-------
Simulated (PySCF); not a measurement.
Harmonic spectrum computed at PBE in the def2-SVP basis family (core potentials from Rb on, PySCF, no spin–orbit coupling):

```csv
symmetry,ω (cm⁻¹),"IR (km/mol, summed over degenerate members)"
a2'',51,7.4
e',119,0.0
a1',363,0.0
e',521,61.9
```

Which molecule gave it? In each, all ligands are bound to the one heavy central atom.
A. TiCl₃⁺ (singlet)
-------

### ACTIVITY
Set the records above down again, exactly as they read.

### WRITTEN SOLUTION
Simulated (PySCF); not a measurement.
Harmonic spectrum computed at PBE in the def2-SVP basis family (core potentials from Rb on, PySCF, no spin–orbit coupling):

```csv
symmetry,ω (cm⁻¹),"IR (km/mol, summed over degenerate members)"
a2'',51,7.4
e',119,0.0
a1',363,0.0
e',521,61.9
```

Which molecule gave it? In each, all ligands are bound to the one heavy central atom.
A. TiCl₃⁺ (singlet)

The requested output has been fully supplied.